REQUIREMENT: Copy each line of the records below, from the first through the one that contains "Left contact: ohmic.", exactly as written.

SUPPLIED DATA:
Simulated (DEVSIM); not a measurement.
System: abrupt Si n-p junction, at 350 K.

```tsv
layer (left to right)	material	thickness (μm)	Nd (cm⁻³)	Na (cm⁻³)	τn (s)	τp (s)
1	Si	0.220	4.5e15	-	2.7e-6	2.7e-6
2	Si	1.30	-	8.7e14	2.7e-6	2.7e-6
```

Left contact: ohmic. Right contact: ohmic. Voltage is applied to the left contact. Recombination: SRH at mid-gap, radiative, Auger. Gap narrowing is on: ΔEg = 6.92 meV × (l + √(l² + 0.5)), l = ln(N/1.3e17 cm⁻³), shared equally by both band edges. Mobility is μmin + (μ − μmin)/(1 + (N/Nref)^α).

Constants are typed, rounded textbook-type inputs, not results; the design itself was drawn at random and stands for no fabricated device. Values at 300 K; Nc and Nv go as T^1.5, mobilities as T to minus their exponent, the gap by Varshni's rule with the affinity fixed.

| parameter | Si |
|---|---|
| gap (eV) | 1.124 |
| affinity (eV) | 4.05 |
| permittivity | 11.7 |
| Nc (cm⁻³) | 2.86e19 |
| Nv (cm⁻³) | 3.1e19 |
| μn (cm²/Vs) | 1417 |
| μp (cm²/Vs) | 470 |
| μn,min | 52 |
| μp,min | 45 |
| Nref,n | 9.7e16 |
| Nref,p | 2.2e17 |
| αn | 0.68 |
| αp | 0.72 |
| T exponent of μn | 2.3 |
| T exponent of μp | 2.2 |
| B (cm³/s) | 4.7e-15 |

EXERCISE RESULT:
Simulated (DEVSIM); not a measurement.
System: abrupt Si n-p junction, at 350 K.

```tsv
layer (left to right)	material	thickness (μm)	Nd (cm⁻³)	Na (cm⁻³)	τn (s)	τp (s)
1	Si	0.220	4.5e15	-	2.7e-6	2.7e-6
2	Si	1.30	-	8.7e14	2.7e-6	2.7e-6
```

Left contact: ohmic. Right contact: ohmic. Voltage is applied to the left contact. Recombination: SRH at mid-gap, radiative, Auger. Gap narrowing is on: ΔEg = 6.92 meV × (l + √(l² + 0.5)), l = ln(N/1.3e17 cm⁻³), shared equally by both band edges. Mobility is μmin + (μ − μmin)/(1 + (N/Nref)^α).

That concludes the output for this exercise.